----- EXERCISE DATA

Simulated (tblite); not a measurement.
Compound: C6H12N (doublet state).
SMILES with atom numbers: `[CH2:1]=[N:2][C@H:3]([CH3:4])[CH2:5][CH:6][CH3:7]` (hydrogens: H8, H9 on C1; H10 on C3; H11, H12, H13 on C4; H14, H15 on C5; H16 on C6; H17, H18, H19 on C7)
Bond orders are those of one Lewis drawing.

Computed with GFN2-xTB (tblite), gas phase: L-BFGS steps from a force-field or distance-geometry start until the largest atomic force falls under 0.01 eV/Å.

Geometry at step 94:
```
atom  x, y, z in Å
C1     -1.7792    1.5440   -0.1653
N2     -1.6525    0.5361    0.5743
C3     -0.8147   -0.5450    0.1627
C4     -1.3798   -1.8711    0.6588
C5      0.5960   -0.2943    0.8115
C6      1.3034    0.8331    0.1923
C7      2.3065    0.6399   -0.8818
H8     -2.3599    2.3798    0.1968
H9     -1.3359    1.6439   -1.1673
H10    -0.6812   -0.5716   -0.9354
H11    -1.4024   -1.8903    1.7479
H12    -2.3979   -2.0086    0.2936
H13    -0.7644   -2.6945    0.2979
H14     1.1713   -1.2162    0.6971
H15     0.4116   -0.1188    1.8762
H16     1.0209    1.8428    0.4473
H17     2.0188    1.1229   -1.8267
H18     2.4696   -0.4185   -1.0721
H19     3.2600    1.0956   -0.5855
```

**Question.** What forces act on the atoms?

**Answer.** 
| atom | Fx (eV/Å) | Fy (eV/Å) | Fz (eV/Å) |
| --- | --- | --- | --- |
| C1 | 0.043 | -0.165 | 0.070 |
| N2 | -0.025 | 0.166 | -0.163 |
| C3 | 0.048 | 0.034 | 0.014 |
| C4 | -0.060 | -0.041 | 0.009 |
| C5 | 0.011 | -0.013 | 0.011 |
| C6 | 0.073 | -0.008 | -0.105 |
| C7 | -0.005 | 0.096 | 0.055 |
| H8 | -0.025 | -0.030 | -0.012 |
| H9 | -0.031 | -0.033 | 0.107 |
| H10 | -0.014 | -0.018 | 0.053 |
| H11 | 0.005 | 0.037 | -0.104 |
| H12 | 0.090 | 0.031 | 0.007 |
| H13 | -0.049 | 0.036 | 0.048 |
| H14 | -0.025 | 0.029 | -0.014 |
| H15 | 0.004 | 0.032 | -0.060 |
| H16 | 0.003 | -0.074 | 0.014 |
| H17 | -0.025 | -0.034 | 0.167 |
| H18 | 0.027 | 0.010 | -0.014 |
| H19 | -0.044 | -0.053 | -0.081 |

----------

### ASSIGNMENT
Using the data above, print exactly the lines from the line that contains "-0.041 | 0.009 |" through the line that contains "0.031 | 0.007 |", with both included.

### TASK ANSWER
| C4 | -0.060 | -0.041 | 0.009 |
| C5 | 0.011 | -0.013 | 0.011 |
| C6 | 0.073 | -0.008 | -0.105 |
| C7 | -0.005 | 0.096 | 0.055 |
| H8 | -0.025 | -0.030 | -0.012 |
| H9 | -0.031 | -0.033 | 0.107 |
| H10 | -0.014 | -0.018 | 0.053 |
| H11 | 0.005 | 0.037 | -0.104 |
| H12 | 0.090 | 0.031 | 0.007 |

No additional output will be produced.